________________________________________

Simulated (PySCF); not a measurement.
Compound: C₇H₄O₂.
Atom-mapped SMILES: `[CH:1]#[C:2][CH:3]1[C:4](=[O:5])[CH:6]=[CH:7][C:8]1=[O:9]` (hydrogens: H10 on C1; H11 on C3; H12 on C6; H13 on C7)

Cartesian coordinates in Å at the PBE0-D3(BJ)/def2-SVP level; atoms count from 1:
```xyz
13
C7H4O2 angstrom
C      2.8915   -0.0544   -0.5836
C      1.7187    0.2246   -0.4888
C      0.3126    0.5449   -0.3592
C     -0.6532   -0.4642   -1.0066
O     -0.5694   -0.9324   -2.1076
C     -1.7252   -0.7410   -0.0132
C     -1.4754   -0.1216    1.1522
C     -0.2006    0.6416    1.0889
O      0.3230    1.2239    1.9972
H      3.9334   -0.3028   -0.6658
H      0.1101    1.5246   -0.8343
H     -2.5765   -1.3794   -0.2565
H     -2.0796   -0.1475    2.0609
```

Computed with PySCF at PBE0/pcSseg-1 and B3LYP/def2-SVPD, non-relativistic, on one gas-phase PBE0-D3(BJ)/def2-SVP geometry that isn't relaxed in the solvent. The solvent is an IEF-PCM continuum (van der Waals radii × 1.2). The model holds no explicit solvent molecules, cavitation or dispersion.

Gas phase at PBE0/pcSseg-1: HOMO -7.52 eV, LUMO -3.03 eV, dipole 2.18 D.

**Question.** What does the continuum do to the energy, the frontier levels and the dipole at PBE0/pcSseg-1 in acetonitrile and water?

________________________________________

Work order: Print the whole listing once more, exactly as it stands.

Written solution:
Simulated (PySCF); not a measurement.
Compound: C₇H₄O₂.
Atom-mapped SMILES: `[CH:1]#[C:2][CH:3]1[C:4](=[O:5])[CH:6]=[CH:7][C:8]1=[O:9]` (hydrogens: H10 on C1; H11 on C3; H12 on C6; H13 on C7)

Cartesian coordinates in Å at the PBE0-D3(BJ)/def2-SVP level; atoms count from 1:
```xyz
13
C7H4O2 angstrom
C      2.8915   -0.0544   -0.5836
C      1.7187    0.2246   -0.4888
C      0.3126    0.5449   -0.3592
C     -0.6532   -0.4642   -1.0066
O     -0.5694   -0.9324   -2.1076
C     -1.7252   -0.7410   -0.0132
C     -1.4754   -0.1216    1.1522
C     -0.2006    0.6416    1.0889
O      0.3230    1.2239    1.9972
H      3.9334   -0.3028   -0.6658
H      0.1101    1.5246   -0.8343
H     -2.5765   -1.3794   -0.2565
H     -2.0796   -0.1475    2.0609
```

Computed with PySCF at PBE0/pcSseg-1 and B3LYP/def2-SVPD, non-relativistic, on one gas-phase PBE0-D3(BJ)/def2-SVP geometry that isn't relaxed in the solvent. The solvent is an IEF-PCM continuum (van der Waals radii × 1.2). The model holds no explicit solvent molecules, cavitation or dispersion.

Gas phase at PBE0/pcSseg-1: HOMO -7.52 eV, LUMO -3.03 eV, dipole 2.18 D.

**Question.** What does the continuum do to the energy, the frontier levels and the dipole at PBE0/pcSseg-1 in acetonitrile and water?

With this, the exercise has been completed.